Assignment: Exactly as they stand, the data below are to be printed again.

Supplied records:
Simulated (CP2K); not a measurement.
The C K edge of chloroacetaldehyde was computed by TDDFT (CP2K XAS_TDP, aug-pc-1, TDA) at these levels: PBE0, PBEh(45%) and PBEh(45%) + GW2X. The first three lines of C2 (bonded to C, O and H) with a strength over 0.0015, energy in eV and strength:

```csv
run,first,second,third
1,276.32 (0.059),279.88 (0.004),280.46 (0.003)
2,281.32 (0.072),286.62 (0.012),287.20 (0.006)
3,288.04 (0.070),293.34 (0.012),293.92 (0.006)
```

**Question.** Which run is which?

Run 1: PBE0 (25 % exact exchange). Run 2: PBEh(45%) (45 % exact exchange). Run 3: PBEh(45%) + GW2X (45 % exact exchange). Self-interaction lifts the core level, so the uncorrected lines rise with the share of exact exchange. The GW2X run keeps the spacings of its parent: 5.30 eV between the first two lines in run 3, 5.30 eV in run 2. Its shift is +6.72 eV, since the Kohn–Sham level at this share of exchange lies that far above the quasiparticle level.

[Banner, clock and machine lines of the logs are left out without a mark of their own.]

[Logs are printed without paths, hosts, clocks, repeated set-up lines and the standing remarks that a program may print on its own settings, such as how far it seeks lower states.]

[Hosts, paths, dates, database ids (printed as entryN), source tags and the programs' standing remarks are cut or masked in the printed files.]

Response box:
Simulated (CP2K); not a measurement.
The C K edge of chloroacetaldehyde was computed by TDDFT (CP2K XAS_TDP, aug-pc-1, TDA) at these levels: PBE0, PBEh(45%) and PBEh(45%) + GW2X. The first three lines of C2 (bonded to C, O and H) with a strength over 0.0015, energy in eV and strength:

```csv
run,first,second,third
1,276.32 (0.059),279.88 (0.004),280.46 (0.003)
2,281.32 (0.072),286.62 (0.012),287.20 (0.006)
3,288.04 (0.070),293.34 (0.012),293.92 (0.006)
```

**Question.** Which run is which?

Run 1: PBE0 (25 % exact exchange). Run 2: PBEh(45%) (45 % exact exchange). Run 3: PBEh(45%) + GW2X (45 % exact exchange). Self-interaction lifts the core level, so the uncorrected lines rise with the share of exact exchange. The GW2X run keeps the spacings of its parent: 5.30 eV between the first two lines in run 3, 5.30 eV in run 2. Its shift is +6.72 eV, since the Kohn–Sham level at this share of exchange lies that far above the quasiparticle level.

[Banner, clock and machine lines of the logs are left out without a mark of their own.]

[Logs are printed without paths, hosts, clocks, repeated set-up lines and the standing remarks that a program may print on its own settings, such as how far it seeks lower states.]

[Hosts, paths, dates, database ids (printed as entryN), source tags and the programs' standing remarks are cut or masked in the printed files.]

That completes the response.